══════════
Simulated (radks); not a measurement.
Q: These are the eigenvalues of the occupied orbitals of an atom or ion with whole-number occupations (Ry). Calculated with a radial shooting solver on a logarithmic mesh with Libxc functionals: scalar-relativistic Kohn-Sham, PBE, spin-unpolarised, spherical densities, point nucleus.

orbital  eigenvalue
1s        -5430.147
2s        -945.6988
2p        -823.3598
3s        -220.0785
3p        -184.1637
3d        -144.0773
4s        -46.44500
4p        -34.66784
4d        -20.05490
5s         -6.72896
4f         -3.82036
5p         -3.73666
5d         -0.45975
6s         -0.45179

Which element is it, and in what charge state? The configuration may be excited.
══════════

> Work request
Transcribe all entries word for word.

> Exercise response
Simulated (radks); not a measurement.
Q: These are the eigenvalues of the occupied orbitals of an atom or ion with whole-number occupations (Ry). Calculated with a radial shooting solver on a logarithmic mesh with Libxc functionals: scalar-relativistic Kohn-Sham, PBE, spin-unpolarised, spherical densities, point nucleus.

orbital  eigenvalue
1s        -5430.147
2s        -945.6988
2p        -823.3598
3s        -220.0785
3p        -184.1637
3d        -144.0773
4s        -46.44500
4p        -34.66784
4d        -20.05490
5s         -6.72896
4f         -3.82036
5p         -3.73666
5d         -0.45975
6s         -0.45179

Which element is it, and in what charge state? The configuration may be excited.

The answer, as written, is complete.